**TASK ITEM:** Please retype the records below exactly, from the first line down to and including the line with "Bonds (- single, = double, #".

--- SOURCE INFORMATION Enclosed Below ---
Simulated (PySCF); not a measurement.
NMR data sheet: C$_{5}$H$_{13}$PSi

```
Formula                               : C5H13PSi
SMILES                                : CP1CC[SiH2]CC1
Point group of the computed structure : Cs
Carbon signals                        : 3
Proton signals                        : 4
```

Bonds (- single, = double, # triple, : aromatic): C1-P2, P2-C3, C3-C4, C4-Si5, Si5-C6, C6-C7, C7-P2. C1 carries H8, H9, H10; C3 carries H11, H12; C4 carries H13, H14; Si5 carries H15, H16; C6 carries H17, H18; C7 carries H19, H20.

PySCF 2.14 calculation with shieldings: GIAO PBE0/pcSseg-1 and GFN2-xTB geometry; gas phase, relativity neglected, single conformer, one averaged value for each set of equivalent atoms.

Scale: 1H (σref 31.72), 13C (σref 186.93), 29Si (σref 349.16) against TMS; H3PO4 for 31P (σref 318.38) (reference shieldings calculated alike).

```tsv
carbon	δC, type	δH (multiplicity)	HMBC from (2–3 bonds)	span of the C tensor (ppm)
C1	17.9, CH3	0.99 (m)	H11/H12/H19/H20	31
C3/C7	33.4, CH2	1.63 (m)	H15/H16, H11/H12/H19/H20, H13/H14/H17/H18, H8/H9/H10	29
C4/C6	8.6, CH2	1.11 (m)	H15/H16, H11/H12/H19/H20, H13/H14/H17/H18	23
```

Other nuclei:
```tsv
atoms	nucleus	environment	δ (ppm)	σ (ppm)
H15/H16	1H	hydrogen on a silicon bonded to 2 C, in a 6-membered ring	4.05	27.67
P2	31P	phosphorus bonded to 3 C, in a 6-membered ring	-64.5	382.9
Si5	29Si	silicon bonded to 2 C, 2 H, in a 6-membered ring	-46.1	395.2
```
--- End of Enclosed SOURCE INFORMATION ---

**EXERCISE OUTPUT:**
Simulated (PySCF); not a measurement.
NMR data sheet: C$_{5}$H$_{13}$PSi

```
Formula                               : C5H13PSi
SMILES                                : CP1CC[SiH2]CC1
Point group of the computed structure : Cs
Carbon signals                        : 3
Proton signals                        : 4
```

Bonds (- single, = double, # triple, : aromatic): C1-P2, P2-C3, C3-C4, C4-Si5, Si5-C6, C6-C7, C7-P2. C1 carries H8, H9, H10; C3 carries H11, H12; C4 carries H13, H14; Si5 carries H15, H16; C6 carries H17, H18; C7 carries H19, H20.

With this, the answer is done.